- **Data shown**:
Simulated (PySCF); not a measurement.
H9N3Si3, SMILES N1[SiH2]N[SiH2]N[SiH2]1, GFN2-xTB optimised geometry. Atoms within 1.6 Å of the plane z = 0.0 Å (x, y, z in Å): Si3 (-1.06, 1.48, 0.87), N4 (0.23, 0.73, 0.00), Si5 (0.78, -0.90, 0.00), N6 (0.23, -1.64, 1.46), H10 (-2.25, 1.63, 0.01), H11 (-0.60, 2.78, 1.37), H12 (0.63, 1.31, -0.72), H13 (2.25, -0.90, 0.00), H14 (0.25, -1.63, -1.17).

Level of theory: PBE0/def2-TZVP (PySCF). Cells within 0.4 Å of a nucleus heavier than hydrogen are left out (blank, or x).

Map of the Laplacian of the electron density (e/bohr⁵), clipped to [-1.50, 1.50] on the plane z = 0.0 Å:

- **Work task**:
Each line above should be reproduced exactly, with nothing omitted.

- **Response area**:
Simulated (PySCF); not a measurement.
H9N3Si3, SMILES N1[SiH2]N[SiH2]N[SiH2]1, GFN2-xTB optimised geometry. Atoms within 1.6 Å of the plane z = 0.0 Å (x, y, z in Å): Si3 (-1.06, 1.48, 0.87), N4 (0.23, 0.73, 0.00), Si5 (0.78, -0.90, 0.00), N6 (0.23, -1.64, 1.46), H10 (-2.25, 1.63, 0.01), H11 (-0.60, 2.78, 1.37), H12 (0.63, 1.31, -0.72), H13 (2.25, -0.90, 0.00), H14 (0.25, -1.63, -1.17).

Level of theory: PBE0/def2-TZVP (PySCF). Cells within 0.4 Å of a nucleus heavier than hydrogen are left out (blank, or x).

Map of the Laplacian of the electron density (e/bohr⁵), clipped to [-1.50, 1.50] on the plane z = 0.0 Å:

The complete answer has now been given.